__EXERCISE__: Give back exactly the lines of the material below that start at the line containing "0.0324 | 3.15 |" and end at the line containing "- two As vacancies: -0.47", and no others.

++++ DATA SHOWN
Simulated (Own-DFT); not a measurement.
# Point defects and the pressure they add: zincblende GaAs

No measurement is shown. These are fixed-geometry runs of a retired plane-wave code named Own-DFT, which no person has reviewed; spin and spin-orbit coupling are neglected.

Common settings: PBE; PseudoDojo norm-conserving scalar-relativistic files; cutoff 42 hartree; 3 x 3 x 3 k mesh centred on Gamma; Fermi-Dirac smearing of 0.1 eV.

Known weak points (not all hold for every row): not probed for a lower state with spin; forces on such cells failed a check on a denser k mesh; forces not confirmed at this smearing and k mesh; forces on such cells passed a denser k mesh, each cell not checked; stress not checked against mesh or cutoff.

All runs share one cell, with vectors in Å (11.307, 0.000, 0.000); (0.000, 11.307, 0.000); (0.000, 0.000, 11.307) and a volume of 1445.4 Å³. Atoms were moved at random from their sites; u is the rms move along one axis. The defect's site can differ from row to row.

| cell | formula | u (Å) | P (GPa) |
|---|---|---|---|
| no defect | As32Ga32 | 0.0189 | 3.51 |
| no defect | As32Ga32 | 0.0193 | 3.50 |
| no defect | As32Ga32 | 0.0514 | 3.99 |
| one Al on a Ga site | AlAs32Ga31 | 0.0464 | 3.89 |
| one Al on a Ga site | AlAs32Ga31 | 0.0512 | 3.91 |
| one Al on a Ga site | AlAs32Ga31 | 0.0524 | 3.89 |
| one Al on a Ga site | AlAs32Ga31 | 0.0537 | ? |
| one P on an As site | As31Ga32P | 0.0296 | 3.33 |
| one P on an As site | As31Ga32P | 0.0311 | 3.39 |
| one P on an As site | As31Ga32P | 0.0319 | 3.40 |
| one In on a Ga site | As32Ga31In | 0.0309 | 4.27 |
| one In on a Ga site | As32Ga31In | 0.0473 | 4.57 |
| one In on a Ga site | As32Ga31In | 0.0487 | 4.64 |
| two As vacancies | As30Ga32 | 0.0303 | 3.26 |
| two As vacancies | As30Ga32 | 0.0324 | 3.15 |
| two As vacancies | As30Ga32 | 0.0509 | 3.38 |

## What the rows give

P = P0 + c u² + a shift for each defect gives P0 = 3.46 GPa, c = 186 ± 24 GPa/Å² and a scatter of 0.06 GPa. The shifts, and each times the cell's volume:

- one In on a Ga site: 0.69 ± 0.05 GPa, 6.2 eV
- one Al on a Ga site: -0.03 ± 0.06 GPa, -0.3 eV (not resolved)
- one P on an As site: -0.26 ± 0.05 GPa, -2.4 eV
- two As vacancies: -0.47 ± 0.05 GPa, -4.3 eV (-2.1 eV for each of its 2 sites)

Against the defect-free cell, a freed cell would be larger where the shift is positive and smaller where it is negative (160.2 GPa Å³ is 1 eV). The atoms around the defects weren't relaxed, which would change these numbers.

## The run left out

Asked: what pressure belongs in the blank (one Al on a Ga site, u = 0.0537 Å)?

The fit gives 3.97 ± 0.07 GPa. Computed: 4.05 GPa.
++++++++

__EXERCISE ANSWER__:
| two As vacancies | As30Ga32 | 0.0324 | 3.15 |
| two As vacancies | As30Ga32 | 0.0509 | 3.38 |

## What the rows give

P = P0 + c u² + a shift for each defect gives P0 = 3.46 GPa, c = 186 ± 24 GPa/Å² and a scatter of 0.06 GPa. The shifts, and each times the cell's volume:

- one In on a Ga site: 0.69 ± 0.05 GPa, 6.2 eV
- one Al on a Ga site: -0.03 ± 0.06 GPa, -0.3 eV (not resolved)
- one P on an As site: -0.26 ± 0.05 GPa, -2.4 eV
- two As vacancies: -0.47 ± 0.05 GPa, -4.3 eV (-2.1 eV for each of its 2 sites)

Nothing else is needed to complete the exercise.